==================================================
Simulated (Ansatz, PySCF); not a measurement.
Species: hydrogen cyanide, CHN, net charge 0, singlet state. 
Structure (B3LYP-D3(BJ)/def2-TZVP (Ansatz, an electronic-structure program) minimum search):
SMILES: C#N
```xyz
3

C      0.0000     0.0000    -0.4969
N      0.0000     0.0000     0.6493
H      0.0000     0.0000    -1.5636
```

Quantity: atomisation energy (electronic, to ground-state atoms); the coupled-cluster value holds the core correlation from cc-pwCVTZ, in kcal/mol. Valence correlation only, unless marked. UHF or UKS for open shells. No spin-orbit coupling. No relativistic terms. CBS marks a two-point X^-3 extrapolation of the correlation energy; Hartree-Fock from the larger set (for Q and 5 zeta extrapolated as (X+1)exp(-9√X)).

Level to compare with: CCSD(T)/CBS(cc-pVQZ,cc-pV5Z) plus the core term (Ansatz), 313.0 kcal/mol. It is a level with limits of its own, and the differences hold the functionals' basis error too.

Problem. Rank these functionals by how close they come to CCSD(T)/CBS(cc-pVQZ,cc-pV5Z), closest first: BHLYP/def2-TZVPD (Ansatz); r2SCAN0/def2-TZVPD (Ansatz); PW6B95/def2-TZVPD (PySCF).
==================================================

Restate the listing in full, preserving every word.

Simulated (Ansatz, PySCF); not a measurement.
Species: hydrogen cyanide, CHN, net charge 0, singlet state. 
Structure (B3LYP-D3(BJ)/def2-TZVP (Ansatz, an electronic-structure program) minimum search):
SMILES: C#N
```xyz
3

C      0.0000     0.0000    -0.4969
N      0.0000     0.0000     0.6493
H      0.0000     0.0000    -1.5636
```

Quantity: atomisation energy (electronic, to ground-state atoms); the coupled-cluster value holds the core correlation from cc-pwCVTZ, in kcal/mol. Valence correlation only, unless marked. UHF or UKS for open shells. No spin-orbit coupling. No relativistic terms. CBS marks a two-point X^-3 extrapolation of the correlation energy; Hartree-Fock from the larger set (for Q and 5 zeta extrapolated as (X+1)exp(-9√X)).

Level to compare with: CCSD(T)/CBS(cc-pVQZ,cc-pV5Z) plus the core term (Ansatz), 313.0 kcal/mol. It is a level with limits of its own, and the differences hold the functionals' basis error too.

Problem. Rank these functionals by how close they come to CCSD(T)/CBS(cc-pVQZ,cc-pV5Z), closest first: BHLYP/def2-TZVPD (Ansatz); r2SCAN0/def2-TZVPD (Ansatz); PW6B95/def2-TZVPD (PySCF).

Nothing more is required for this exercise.